_REQUIREMENT_: Once you reach the line containing "For the test" in the data below, restate each line word for word up to and including the one containing "Q: What happens?".

◆ ◆ ◆ ◆ ◆

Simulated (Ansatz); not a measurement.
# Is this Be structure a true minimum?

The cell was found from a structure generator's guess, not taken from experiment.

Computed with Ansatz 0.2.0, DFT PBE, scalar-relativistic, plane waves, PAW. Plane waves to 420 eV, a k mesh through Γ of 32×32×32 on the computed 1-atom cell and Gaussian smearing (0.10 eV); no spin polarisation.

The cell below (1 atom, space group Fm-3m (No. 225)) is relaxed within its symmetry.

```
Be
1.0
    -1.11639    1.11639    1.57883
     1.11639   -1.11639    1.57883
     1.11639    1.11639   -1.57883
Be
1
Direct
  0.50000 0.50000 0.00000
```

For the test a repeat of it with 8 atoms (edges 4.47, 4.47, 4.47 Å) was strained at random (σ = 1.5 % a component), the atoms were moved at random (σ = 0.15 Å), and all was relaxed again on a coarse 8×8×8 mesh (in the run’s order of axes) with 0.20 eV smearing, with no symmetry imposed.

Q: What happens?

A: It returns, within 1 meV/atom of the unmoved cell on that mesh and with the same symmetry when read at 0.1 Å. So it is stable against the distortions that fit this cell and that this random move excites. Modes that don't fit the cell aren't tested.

◆ ◆ ◆ ◆ ◆

_ANSWER BOX_:
For the test a repeat of it with 8 atoms (edges 4.47, 4.47, 4.47 Å) was strained at random (σ = 1.5 % a component), the atoms were moved at random (σ = 0.15 Å), and all was relaxed again on a coarse 8×8×8 mesh (in the run’s order of axes) with 0.20 eV smearing, with no symmetry imposed.

Q: What happens?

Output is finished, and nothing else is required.